- **Extracted information**
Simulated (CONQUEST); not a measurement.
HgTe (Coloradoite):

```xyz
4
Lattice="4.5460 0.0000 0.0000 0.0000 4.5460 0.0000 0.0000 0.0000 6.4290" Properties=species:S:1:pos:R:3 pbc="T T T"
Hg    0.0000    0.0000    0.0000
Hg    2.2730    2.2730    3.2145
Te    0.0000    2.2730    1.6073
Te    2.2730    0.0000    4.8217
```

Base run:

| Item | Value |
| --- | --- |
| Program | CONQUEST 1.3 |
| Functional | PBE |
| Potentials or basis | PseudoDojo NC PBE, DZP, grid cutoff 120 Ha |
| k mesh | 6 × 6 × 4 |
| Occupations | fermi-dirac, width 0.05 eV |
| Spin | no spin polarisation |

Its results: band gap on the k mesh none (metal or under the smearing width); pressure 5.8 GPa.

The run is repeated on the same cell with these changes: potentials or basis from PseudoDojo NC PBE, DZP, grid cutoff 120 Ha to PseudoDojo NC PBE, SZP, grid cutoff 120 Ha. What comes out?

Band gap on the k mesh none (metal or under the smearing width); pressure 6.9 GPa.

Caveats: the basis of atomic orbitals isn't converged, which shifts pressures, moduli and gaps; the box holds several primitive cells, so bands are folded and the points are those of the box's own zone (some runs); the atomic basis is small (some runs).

- **Required action**
Print the records above verbatim from their first line to the line containing "pressure 6.9 GPa.", both included, and stop there.

- **Answer box**
Simulated (CONQUEST); not a measurement.
HgTe (Coloradoite):

```xyz
4
Lattice="4.5460 0.0000 0.0000 0.0000 4.5460 0.0000 0.0000 0.0000 6.4290" Properties=species:S:1:pos:R:3 pbc="T T T"
Hg    0.0000    0.0000    0.0000
Hg    2.2730    2.2730    3.2145
Te    0.0000    2.2730    1.6073
Te    2.2730    0.0000    4.8217
```

Base run:

| Item | Value |
| --- | --- |
| Program | CONQUEST 1.3 |
| Functional | PBE |
| Potentials or basis | PseudoDojo NC PBE, DZP, grid cutoff 120 Ha |
| k mesh | 6 × 6 × 4 |
| Occupations | fermi-dirac, width 0.05 eV |
| Spin | no spin polarisation |

Its results: band gap on the k mesh none (metal or under the smearing width); pressure 5.8 GPa.

The run is repeated on the same cell with these changes: potentials or basis from PseudoDojo NC PBE, DZP, grid cutoff 120 Ha to PseudoDojo NC PBE, SZP, grid cutoff 120 Ha. What comes out?

Band gap on the k mesh none (metal or under the smearing width); pressure 6.9 GPa.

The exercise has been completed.